** Opening Dataset extract block **

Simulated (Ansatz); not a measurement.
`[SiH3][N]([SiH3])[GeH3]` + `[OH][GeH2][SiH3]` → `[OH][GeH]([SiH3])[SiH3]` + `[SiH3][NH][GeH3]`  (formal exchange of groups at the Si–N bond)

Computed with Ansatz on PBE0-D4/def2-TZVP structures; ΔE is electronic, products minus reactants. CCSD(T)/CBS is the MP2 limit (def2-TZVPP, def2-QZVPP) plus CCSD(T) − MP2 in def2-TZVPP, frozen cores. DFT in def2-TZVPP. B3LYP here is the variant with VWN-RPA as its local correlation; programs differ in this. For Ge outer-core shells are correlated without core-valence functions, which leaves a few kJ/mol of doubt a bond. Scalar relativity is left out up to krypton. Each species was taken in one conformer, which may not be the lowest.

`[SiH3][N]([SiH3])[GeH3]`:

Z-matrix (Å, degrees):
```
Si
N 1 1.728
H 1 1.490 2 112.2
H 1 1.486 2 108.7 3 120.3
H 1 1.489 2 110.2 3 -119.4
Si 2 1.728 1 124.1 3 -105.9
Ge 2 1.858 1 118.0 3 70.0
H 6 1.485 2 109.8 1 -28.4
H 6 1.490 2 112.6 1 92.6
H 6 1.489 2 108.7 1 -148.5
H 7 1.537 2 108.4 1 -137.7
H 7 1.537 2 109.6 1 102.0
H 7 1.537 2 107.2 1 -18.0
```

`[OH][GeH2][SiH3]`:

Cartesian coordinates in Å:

** Closing Dataset extract block **

• Task item: Your answer should contain every entry, transcribed exactly.

• Worked solution:
Simulated (Ansatz); not a measurement.
`[SiH3][N]([SiH3])[GeH3]` + `[OH][GeH2][SiH3]` → `[OH][GeH]([SiH3])[SiH3]` + `[SiH3][NH][GeH3]`  (formal exchange of groups at the Si–N bond)

Computed with Ansatz on PBE0-D4/def2-TZVP structures; ΔE is electronic, products minus reactants. CCSD(T)/CBS is the MP2 limit (def2-TZVPP, def2-QZVPP) plus CCSD(T) − MP2 in def2-TZVPP, frozen cores. DFT in def2-TZVPP. B3LYP here is the variant with VWN-RPA as its local correlation; programs differ in this. For Ge outer-core shells are correlated without core-valence functions, which leaves a few kJ/mol of doubt a bond. Scalar relativity is left out up to krypton. Each species was taken in one conformer, which may not be the lowest.

`[SiH3][N]([SiH3])[GeH3]`:

Z-matrix (Å, degrees):
```
Si
N 1 1.728
H 1 1.490 2 112.2
H 1 1.486 2 108.7 3 120.3
H 1 1.489 2 110.2 3 -119.4
Si 2 1.728 1 124.1 3 -105.9
Ge 2 1.858 1 118.0 3 70.0
H 6 1.485 2 109.8 1 -28.4
H 6 1.490 2 112.6 1 92.6
H 6 1.489 2 108.7 1 -148.5
H 7 1.537 2 108.4 1 -137.7
H 7 1.537 2 109.6 1 102.0
H 7 1.537 2 107.2 1 -18.0
```

`[OH][GeH2][SiH3]`:

Cartesian coordinates in Å:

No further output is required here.